•••••

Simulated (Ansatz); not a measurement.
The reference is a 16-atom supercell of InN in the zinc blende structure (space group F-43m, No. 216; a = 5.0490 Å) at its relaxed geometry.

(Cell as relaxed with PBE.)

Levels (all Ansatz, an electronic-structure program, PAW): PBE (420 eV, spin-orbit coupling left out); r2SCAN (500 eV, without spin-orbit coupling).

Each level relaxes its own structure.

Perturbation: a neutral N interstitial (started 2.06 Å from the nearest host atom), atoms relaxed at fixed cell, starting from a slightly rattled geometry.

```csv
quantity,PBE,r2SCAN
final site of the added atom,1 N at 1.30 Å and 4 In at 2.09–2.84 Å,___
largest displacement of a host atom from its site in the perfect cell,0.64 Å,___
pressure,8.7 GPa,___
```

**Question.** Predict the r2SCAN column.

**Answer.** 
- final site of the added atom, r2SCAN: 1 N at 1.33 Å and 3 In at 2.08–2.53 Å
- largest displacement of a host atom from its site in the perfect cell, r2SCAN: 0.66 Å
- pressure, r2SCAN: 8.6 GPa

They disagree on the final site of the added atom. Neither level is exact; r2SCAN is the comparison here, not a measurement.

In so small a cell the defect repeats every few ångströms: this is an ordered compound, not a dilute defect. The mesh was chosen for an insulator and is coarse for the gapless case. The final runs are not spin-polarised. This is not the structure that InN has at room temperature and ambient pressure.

•••••

(WORK TASK):
Quote exactly the first line of the data and every line after it through the one holding "They disagree on".

(EXERCISE RESULT):
Simulated (Ansatz); not a measurement.
The reference is a 16-atom supercell of InN in the zinc blende structure (space group F-43m, No. 216; a = 5.0490 Å) at its relaxed geometry.

(Cell as relaxed with PBE.)

Levels (all Ansatz, an electronic-structure program, PAW): PBE (420 eV, spin-orbit coupling left out); r2SCAN (500 eV, without spin-orbit coupling).

Each level relaxes its own structure.

Perturbation: a neutral N interstitial (started 2.06 Å from the nearest host atom), atoms relaxed at fixed cell, starting from a slightly rattled geometry.

```csv
quantity,PBE,r2SCAN
final site of the added atom,1 N at 1.30 Å and 4 In at 2.09–2.84 Å,___
largest displacement of a host atom from its site in the perfect cell,0.64 Å,___
pressure,8.7 GPa,___
```

**Question.** Predict the r2SCAN column.

**Answer.** 
- final site of the added atom, r2SCAN: 1 N at 1.33 Å and 3 In at 2.08–2.53 Å
- largest displacement of a host atom from its site in the perfect cell, r2SCAN: 0.66 Å
- pressure, r2SCAN: 8.6 GPa

They disagree on the final site of the added atom. Neither level is exact; r2SCAN is the comparison here, not a measurement.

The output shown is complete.